+++ DATA EXCERPTS

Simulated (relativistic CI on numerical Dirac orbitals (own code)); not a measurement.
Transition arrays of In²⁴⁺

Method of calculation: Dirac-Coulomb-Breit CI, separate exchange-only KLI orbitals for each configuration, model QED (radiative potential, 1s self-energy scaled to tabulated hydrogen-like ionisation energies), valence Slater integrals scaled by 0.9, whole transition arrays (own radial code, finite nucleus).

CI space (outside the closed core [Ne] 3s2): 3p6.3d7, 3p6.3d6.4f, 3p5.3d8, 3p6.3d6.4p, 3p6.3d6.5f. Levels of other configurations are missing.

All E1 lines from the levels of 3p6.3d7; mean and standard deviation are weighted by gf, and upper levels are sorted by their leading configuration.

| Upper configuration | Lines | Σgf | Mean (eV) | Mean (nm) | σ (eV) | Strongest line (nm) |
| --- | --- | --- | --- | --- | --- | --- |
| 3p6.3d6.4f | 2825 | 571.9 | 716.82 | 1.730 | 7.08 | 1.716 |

++++++

Your task is to retype the whole listing, keeping every word exactly as it is.

ANSWER AREA
Simulated (relativistic CI on numerical Dirac orbitals (own code)); not a measurement.
Transition arrays of In²⁴⁺

Method of calculation: Dirac-Coulomb-Breit CI, separate exchange-only KLI orbitals for each configuration, model QED (radiative potential, 1s self-energy scaled to tabulated hydrogen-like ionisation energies), valence Slater integrals scaled by 0.9, whole transition arrays (own radial code, finite nucleus).

CI space (outside the closed core [Ne] 3s2): 3p6.3d7, 3p6.3d6.4f, 3p5.3d8, 3p6.3d6.4p, 3p6.3d6.5f. Levels of other configurations are missing.

All E1 lines from the levels of 3p6.3d7; mean and standard deviation are weighted by gf, and upper levels are sorted by their leading configuration.

| Upper configuration | Lines | Σgf | Mean (eV) | Mean (nm) | σ (eV) | Strongest line (nm) |
| --- | --- | --- | --- | --- | --- | --- |
| 3p6.3d6.4f | 2825 | 571.9 | 716.82 | 1.730 | 7.08 | 1.716 |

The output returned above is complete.